§ **LISTED ENTRIES**:
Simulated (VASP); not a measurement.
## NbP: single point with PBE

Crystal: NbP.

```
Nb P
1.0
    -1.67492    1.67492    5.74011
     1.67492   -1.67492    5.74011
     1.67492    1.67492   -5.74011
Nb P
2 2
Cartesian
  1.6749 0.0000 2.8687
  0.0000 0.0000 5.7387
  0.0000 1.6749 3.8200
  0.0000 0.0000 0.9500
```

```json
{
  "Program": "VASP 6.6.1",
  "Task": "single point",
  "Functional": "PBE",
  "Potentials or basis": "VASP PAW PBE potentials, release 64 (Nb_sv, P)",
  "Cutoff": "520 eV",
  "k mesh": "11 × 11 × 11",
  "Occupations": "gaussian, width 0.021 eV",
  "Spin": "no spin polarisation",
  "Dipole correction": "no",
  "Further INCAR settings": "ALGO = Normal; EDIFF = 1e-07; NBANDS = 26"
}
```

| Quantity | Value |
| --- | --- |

§ **WORK TASK**: Give all the records above again, wording unchanged.

§ **EXERCISE OUTPUT**:
Simulated (VASP); not a measurement.
## NbP: single point with PBE

Crystal: NbP.

```
Nb P
1.0
    -1.67492    1.67492    5.74011
     1.67492   -1.67492    5.74011
     1.67492    1.67492   -5.74011
Nb P
2 2
Cartesian
  1.6749 0.0000 2.8687
  0.0000 0.0000 5.7387
  0.0000 1.6749 3.8200
  0.0000 0.0000 0.9500
```

```json
{
  "Program": "VASP 6.6.1",
  "Task": "single point",
  "Functional": "PBE",
  "Potentials or basis": "VASP PAW PBE potentials, release 64 (Nb_sv, P)",
  "Cutoff": "520 eV",
  "k mesh": "11 × 11 × 11",
  "Occupations": "gaussian, width 0.021 eV",
  "Spin": "no spin polarisation",
  "Dipole correction": "no",
  "Further INCAR settings": "ALGO = Normal; EDIFF = 1e-07; NBANDS = 26"
}
```

| Quantity | Value |
| --- | --- |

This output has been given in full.